═══ EXTRACTED MATERIAL ═══

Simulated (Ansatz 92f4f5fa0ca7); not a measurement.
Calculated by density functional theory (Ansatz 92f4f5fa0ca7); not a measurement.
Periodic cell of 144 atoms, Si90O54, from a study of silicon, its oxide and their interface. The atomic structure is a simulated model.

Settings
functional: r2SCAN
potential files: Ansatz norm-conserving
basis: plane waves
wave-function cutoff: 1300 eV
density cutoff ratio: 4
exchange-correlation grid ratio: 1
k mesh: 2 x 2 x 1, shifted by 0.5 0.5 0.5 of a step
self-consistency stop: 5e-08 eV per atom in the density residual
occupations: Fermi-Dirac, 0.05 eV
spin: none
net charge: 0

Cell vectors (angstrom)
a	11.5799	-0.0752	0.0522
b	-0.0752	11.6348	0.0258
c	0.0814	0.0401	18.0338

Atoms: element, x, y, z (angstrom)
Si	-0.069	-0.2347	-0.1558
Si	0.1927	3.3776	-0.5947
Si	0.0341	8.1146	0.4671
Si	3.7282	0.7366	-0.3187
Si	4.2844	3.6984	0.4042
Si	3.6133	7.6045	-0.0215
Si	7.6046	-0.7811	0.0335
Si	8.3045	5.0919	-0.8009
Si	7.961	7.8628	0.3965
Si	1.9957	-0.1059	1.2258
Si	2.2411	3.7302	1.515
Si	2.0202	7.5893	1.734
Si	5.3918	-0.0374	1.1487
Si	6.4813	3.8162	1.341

═══

ACTION ITEM -
Each line from the first line of the entries up to and including the line containing "basis: plane waves" should be transcribed exactly, with all other lines left out.

SOLUTION -
Simulated (Ansatz 92f4f5fa0ca7); not a measurement.
Calculated by density functional theory (Ansatz 92f4f5fa0ca7); not a measurement.
Periodic cell of 144 atoms, Si90O54, from a study of silicon, its oxide and their interface. The atomic structure is a simulated model.

Settings
functional: r2SCAN
potential files: Ansatz norm-conserving
basis: plane waves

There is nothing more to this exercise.